--- START ---

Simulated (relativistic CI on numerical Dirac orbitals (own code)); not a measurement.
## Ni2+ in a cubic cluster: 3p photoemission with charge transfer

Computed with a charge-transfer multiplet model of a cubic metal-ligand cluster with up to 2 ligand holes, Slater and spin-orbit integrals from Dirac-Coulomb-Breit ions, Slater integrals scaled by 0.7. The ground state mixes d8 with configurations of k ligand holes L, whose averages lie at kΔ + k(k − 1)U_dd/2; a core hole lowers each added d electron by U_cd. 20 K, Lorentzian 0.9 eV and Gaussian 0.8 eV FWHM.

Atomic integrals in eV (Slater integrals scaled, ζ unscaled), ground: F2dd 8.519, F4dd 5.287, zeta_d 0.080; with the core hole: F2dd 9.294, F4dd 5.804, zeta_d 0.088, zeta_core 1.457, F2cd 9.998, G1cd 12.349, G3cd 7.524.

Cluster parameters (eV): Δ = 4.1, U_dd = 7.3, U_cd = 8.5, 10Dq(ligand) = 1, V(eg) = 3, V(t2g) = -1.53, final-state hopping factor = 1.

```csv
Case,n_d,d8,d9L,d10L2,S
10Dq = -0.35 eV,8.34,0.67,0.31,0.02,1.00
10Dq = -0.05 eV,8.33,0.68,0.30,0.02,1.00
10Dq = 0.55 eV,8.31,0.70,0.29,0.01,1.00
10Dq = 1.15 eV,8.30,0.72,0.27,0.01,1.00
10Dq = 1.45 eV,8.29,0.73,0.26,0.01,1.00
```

--- END ---

- **WORK ORDER**
Copy every record shown above, exactly and completely.

- **EXERCISE ANSWER**
Simulated (relativistic CI on numerical Dirac orbitals (own code)); not a measurement.
## Ni2+ in a cubic cluster: 3p photoemission with charge transfer

Computed with a charge-transfer multiplet model of a cubic metal-ligand cluster with up to 2 ligand holes, Slater and spin-orbit integrals from Dirac-Coulomb-Breit ions, Slater integrals scaled by 0.7. The ground state mixes d8 with configurations of k ligand holes L, whose averages lie at kΔ + k(k − 1)U_dd/2; a core hole lowers each added d electron by U_cd. 20 K, Lorentzian 0.9 eV and Gaussian 0.8 eV FWHM.

Atomic integrals in eV (Slater integrals scaled, ζ unscaled), ground: F2dd 8.519, F4dd 5.287, zeta_d 0.080; with the core hole: F2dd 9.294, F4dd 5.804, zeta_d 0.088, zeta_core 1.457, F2cd 9.998, G1cd 12.349, G3cd 7.524.

Cluster parameters (eV): Δ = 4.1, U_dd = 7.3, U_cd = 8.5, 10Dq(ligand) = 1, V(eg) = 3, V(t2g) = -1.53, final-state hopping factor = 1.

```csv
Case,n_d,d8,d9L,d10L2,S
10Dq = -0.35 eV,8.34,0.67,0.31,0.02,1.00
10Dq = -0.05 eV,8.33,0.68,0.30,0.02,1.00
10Dq = 0.55 eV,8.31,0.70,0.29,0.01,1.00
10Dq = 1.15 eV,8.30,0.72,0.27,0.01,1.00
10Dq = 1.45 eV,8.29,0.73,0.26,0.01,1.00
```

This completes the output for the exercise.